===== Excerpted records =====

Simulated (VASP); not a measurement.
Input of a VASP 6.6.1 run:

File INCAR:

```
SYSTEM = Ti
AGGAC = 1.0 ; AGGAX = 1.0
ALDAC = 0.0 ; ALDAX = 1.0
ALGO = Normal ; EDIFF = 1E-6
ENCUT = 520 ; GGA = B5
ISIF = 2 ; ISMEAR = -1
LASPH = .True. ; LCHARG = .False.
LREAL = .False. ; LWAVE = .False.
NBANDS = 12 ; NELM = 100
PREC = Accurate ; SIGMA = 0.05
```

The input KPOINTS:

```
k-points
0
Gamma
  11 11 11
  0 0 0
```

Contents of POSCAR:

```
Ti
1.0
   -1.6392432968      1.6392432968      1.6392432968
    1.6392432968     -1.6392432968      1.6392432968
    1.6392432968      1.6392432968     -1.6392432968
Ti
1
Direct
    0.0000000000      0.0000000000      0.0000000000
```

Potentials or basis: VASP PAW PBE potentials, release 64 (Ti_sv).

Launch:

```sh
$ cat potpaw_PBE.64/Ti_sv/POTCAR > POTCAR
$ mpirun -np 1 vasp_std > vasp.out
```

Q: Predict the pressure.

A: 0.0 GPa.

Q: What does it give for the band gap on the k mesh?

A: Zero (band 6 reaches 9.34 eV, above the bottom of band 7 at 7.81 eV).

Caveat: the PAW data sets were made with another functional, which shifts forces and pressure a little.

=====

__Brief__. Your answer should contain every entry, transcribed exactly.

__Your response__.
Simulated (VASP); not a measurement.
Input of a VASP 6.6.1 run:

File INCAR:

```
SYSTEM = Ti
AGGAC = 1.0 ; AGGAX = 1.0
ALDAC = 0.0 ; ALDAX = 1.0
ALGO = Normal ; EDIFF = 1E-6
ENCUT = 520 ; GGA = B5
ISIF = 2 ; ISMEAR = -1
LASPH = .True. ; LCHARG = .False.
LREAL = .False. ; LWAVE = .False.
NBANDS = 12 ; NELM = 100
PREC = Accurate ; SIGMA = 0.05
```

The input KPOINTS:

```
k-points
0
Gamma
  11 11 11
  0 0 0
```

Contents of POSCAR:

```
Ti
1.0
   -1.6392432968      1.6392432968      1.6392432968
    1.6392432968     -1.6392432968      1.6392432968
    1.6392432968      1.6392432968     -1.6392432968
Ti
1
Direct
    0.0000000000      0.0000000000      0.0000000000
```

Potentials or basis: VASP PAW PBE potentials, release 64 (Ti_sv).

Launch:

```sh
$ cat potpaw_PBE.64/Ti_sv/POTCAR > POTCAR
$ mpirun -np 1 vasp_std > vasp.out
```

Q: Predict the pressure.

A: 0.0 GPa.

Q: What does it give for the band gap on the k mesh?

A: Zero (band 6 reaches 9.34 eV, above the bottom of band 7 at 7.81 eV).

Caveat: the PAW data sets were made with another functional, which shifts forces and pressure a little.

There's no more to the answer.